[Opening DATASET EXTRACT section]

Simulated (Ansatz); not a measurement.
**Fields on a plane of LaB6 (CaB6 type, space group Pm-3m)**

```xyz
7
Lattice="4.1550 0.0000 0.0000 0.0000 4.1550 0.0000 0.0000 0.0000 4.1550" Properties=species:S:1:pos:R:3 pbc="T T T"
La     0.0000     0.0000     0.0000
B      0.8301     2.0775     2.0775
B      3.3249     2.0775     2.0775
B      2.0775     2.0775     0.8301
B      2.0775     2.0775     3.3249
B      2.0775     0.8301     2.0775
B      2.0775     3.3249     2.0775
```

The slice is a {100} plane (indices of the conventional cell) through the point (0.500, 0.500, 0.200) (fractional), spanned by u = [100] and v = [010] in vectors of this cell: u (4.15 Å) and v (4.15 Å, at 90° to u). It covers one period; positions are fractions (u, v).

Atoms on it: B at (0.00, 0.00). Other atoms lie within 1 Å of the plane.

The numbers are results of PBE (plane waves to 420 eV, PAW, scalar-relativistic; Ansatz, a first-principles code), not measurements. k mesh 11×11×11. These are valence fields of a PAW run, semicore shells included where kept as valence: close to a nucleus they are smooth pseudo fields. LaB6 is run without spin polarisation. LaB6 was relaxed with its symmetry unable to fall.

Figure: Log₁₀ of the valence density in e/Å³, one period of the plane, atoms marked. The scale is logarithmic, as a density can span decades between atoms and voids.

[Closing DATASET EXTRACT section]

**REQUIRED ACTION:**
Would you transcribe every entry exactly, leaving nothing out?

**EXERCISE SOLUTION:**
Simulated (Ansatz); not a measurement.
**Fields on a plane of LaB6 (CaB6 type, space group Pm-3m)**

```xyz
7
Lattice="4.1550 0.0000 0.0000 0.0000 4.1550 0.0000 0.0000 0.0000 4.1550" Properties=species:S:1:pos:R:3 pbc="T T T"
La     0.0000     0.0000     0.0000
B      0.8301     2.0775     2.0775
B      3.3249     2.0775     2.0775
B      2.0775     2.0775     0.8301
B      2.0775     2.0775     3.3249
B      2.0775     0.8301     2.0775
B      2.0775     3.3249     2.0775
```

The slice is a {100} plane (indices of the conventional cell) through the point (0.500, 0.500, 0.200) (fractional), spanned by u = [100] and v = [010] in vectors of this cell: u (4.15 Å) and v (4.15 Å, at 90° to u). It covers one period; positions are fractions (u, v).

Atoms on it: B at (0.00, 0.00). Other atoms lie within 1 Å of the plane.

The numbers are results of PBE (plane waves to 420 eV, PAW, scalar-relativistic; Ansatz, a first-principles code), not measurements. k mesh 11×11×11. These are valence fields of a PAW run, semicore shells included where kept as valence: close to a nucleus they are smooth pseudo fields. LaB6 is run without spin polarisation. LaB6 was relaxed with its symmetry unable to fall.

Figure: Log₁₀ of the valence density in e/Å³, one period of the plane, atoms marked. The scale is logarithmic, as a density can span decades between atoms and voids.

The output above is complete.